● **Brief**
Repeat the lines of the data that follow, please, starting at the first and stopping after the one with "The structure derives".

-------- Available data --------

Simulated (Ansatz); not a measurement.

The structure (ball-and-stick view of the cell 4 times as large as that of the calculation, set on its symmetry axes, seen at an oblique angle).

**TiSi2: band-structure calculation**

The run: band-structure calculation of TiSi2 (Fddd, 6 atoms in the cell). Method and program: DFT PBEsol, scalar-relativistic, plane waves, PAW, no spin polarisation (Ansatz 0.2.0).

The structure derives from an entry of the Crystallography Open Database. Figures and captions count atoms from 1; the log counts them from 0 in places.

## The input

--------

● **Written answer**
Simulated (Ansatz); not a measurement.

The structure (ball-and-stick view of the cell 4 times as large as that of the calculation, set on its symmetry axes, seen at an oblique angle).

**TiSi2: band-structure calculation**

The run: band-structure calculation of TiSi2 (Fddd, 6 atoms in the cell). Method and program: DFT PBEsol, scalar-relativistic, plane waves, PAW, no spin polarisation (Ansatz 0.2.0).

The structure derives from an entry of the Crystallography Open Database. Figures and captions count atoms from 1; the log counts them from 0 in places.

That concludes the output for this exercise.